ASSIGNED TASK: Exactly as they stand, set down all of the records again.

MATERIAL PROVIDED:
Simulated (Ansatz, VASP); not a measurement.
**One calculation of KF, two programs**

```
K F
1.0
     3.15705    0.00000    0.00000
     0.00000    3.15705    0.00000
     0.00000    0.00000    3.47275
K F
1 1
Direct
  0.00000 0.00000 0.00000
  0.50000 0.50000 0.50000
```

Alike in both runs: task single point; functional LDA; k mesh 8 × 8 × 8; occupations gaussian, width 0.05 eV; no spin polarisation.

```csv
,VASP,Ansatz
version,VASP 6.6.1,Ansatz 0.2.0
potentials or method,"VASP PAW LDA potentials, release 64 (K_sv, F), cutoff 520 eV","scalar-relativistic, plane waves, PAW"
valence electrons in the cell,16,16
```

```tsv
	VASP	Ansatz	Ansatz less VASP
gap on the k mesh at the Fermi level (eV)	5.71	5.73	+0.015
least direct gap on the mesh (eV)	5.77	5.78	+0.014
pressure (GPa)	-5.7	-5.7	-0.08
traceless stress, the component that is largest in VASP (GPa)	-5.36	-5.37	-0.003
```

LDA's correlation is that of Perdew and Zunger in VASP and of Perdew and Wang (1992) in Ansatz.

TASK RESPONSE:
Simulated (Ansatz, VASP); not a measurement.
**One calculation of KF, two programs**

```
K F
1.0
     3.15705    0.00000    0.00000
     0.00000    3.15705    0.00000
     0.00000    0.00000    3.47275
K F
1 1
Direct
  0.00000 0.00000 0.00000
  0.50000 0.50000 0.50000
```

Alike in both runs: task single point; functional LDA; k mesh 8 × 8 × 8; occupations gaussian, width 0.05 eV; no spin polarisation.

```csv
,VASP,Ansatz
version,VASP 6.6.1,Ansatz 0.2.0
potentials or method,"VASP PAW LDA potentials, release 64 (K_sv, F), cutoff 520 eV","scalar-relativistic, plane waves, PAW"
valence electrons in the cell,16,16
```

```tsv
	VASP	Ansatz	Ansatz less VASP
gap on the k mesh at the Fermi level (eV)	5.71	5.73	+0.015
least direct gap on the mesh (eV)	5.77	5.78	+0.014
pressure (GPa)	-5.7	-5.7	-0.08
traceless stress, the component that is largest in VASP (GPa)	-5.36	-5.37	-0.003
```

LDA's correlation is that of Perdew and Zunger in VASP and of Perdew and Wang (1992) in Ansatz.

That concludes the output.